[Supplied data]
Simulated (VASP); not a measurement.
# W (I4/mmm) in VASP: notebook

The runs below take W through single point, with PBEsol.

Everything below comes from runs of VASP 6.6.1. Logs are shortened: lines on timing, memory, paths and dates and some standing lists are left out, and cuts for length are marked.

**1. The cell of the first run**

[Work instruction] Reproduce the listing above verbatim.

[Your response]
Simulated (VASP); not a measurement.
# W (I4/mmm) in VASP: notebook

The runs below take W through single point, with PBEsol.

Everything below comes from runs of VASP 6.6.1. Logs are shortened: lines on timing, memory, paths and dates and some standing lists are left out, and cuts for length are marked.

**1. The cell of the first run**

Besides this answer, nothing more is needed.